#### Material supplied
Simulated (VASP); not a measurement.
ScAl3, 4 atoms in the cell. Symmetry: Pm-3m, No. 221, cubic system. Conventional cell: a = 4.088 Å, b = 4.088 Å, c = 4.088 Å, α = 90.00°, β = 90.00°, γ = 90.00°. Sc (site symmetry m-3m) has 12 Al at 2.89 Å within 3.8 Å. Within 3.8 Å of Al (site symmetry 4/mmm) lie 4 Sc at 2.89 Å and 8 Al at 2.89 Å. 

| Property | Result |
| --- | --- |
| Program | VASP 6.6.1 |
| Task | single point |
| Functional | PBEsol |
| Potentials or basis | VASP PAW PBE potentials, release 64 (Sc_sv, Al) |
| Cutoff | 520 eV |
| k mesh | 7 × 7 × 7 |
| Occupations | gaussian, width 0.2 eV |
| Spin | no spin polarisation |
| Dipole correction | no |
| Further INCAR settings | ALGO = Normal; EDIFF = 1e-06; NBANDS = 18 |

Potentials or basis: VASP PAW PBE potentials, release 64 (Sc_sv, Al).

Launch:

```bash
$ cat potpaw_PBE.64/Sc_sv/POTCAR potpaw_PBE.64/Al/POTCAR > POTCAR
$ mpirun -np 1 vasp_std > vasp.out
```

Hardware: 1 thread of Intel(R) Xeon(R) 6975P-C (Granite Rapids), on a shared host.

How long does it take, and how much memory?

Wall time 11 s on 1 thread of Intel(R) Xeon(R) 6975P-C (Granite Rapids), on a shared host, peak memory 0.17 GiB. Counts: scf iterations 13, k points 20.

#### Requirement
From the records above, transcribe without alteration every line from the one with "Hardware: 1 thread" to the one with "How long does it take, and how much memory?", inclusive.

#### Expected answer
Hardware: 1 thread of Intel(R) Xeon(R) 6975P-C (Granite Rapids), on a shared host.

How long does it take, and how much memory?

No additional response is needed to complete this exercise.